### WORK ITEM
Please quote exactly the lines below from the line containing "PySCF run on LiAl⁺" to the line containing "Run time: 0.82", both lines included, and nothing else.

══════════════════════════════

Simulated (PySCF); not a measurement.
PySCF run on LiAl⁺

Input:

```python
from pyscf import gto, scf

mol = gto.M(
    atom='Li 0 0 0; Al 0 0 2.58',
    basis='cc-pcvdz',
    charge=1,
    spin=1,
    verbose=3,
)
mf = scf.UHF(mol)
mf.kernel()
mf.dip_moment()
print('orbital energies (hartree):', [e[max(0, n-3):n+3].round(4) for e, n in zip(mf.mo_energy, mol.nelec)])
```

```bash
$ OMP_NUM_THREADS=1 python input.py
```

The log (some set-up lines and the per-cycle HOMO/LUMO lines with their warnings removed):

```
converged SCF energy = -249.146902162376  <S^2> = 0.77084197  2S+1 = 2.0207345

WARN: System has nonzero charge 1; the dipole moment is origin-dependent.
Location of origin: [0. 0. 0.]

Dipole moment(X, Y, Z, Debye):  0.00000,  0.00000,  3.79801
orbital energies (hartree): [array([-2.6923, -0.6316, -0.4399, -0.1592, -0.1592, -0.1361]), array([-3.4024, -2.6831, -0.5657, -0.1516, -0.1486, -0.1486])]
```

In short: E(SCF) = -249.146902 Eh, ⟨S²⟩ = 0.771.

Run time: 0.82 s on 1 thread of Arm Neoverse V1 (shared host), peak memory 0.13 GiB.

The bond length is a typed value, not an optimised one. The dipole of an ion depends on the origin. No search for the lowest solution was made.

══════════════════════════════

### ANSWER AREA
PySCF run on LiAl⁺

Input:

```python
from pyscf import gto, scf

mol = gto.M(
    atom='Li 0 0 0; Al 0 0 2.58',
    basis='cc-pcvdz',
    charge=1,
    spin=1,
    verbose=3,
)
mf = scf.UHF(mol)
mf.kernel()
mf.dip_moment()
print('orbital energies (hartree):', [e[max(0, n-3):n+3].round(4) for e, n in zip(mf.mo_energy, mol.nelec)])
```

```bash
$ OMP_NUM_THREADS=1 python input.py
```

The log (some set-up lines and the per-cycle HOMO/LUMO lines with their warnings removed):

```
converged SCF energy = -249.146902162376  <S^2> = 0.77084197  2S+1 = 2.0207345

WARN: System has nonzero charge 1; the dipole moment is origin-dependent.
Location of origin: [0. 0. 0.]

Dipole moment(X, Y, Z, Debye):  0.00000,  0.00000,  3.79801
orbital energies (hartree): [array([-2.6923, -0.6316, -0.4399, -0.1592, -0.1592, -0.1361]), array([-3.4024, -2.6831, -0.5657, -0.1516, -0.1486, -0.1486])]
```

In short: E(SCF) = -249.146902 Eh, ⟨S²⟩ = 0.771.

Run time: 0.82 s on 1 thread of Arm Neoverse V1 (shared host), peak memory 0.13 GiB.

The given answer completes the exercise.